**Work order:** Below are records that must be duplicated exactly.

====================

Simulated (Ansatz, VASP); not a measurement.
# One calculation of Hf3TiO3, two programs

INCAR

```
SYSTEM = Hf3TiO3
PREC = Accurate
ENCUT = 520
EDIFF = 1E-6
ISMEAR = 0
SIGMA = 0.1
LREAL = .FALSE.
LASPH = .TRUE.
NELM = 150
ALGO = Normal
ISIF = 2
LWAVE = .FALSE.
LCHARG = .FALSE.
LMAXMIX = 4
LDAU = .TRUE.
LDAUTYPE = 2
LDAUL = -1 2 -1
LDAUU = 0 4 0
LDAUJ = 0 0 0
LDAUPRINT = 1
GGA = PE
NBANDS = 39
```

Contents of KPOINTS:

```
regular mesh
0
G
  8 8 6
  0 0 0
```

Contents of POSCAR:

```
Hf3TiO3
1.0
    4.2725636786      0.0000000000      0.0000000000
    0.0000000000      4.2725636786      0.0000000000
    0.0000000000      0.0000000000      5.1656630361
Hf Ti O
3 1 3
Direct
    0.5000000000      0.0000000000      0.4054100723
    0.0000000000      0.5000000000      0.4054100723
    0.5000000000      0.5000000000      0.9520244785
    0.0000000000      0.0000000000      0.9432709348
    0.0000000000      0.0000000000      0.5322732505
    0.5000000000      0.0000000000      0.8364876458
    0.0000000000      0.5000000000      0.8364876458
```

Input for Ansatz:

====================

**Task result:**
Simulated (Ansatz, VASP); not a measurement.
# One calculation of Hf3TiO3, two programs

INCAR

```
SYSTEM = Hf3TiO3
PREC = Accurate
ENCUT = 520
EDIFF = 1E-6
ISMEAR = 0
SIGMA = 0.1
LREAL = .FALSE.
LASPH = .TRUE.
NELM = 150
ALGO = Normal
ISIF = 2
LWAVE = .FALSE.
LCHARG = .FALSE.
LMAXMIX = 4
LDAU = .TRUE.
LDAUTYPE = 2
LDAUL = -1 2 -1
LDAUU = 0 4 0
LDAUJ = 0 0 0
LDAUPRINT = 1
GGA = PE
NBANDS = 39
```

Contents of KPOINTS:

```
regular mesh
0
G
  8 8 6
  0 0 0
```

Contents of POSCAR:

```
Hf3TiO3
1.0
    4.2725636786      0.0000000000      0.0000000000
    0.0000000000      4.2725636786      0.0000000000
    0.0000000000      0.0000000000      5.1656630361
Hf Ti O
3 1 3
Direct
    0.5000000000      0.0000000000      0.4054100723
    0.0000000000      0.5000000000      0.4054100723
    0.5000000000      0.5000000000      0.9520244785
    0.0000000000      0.0000000000      0.9432709348
    0.0000000000      0.0000000000      0.5322732505
    0.5000000000      0.0000000000      0.8364876458
    0.0000000000      0.5000000000      0.8364876458
```

Input for Ansatz:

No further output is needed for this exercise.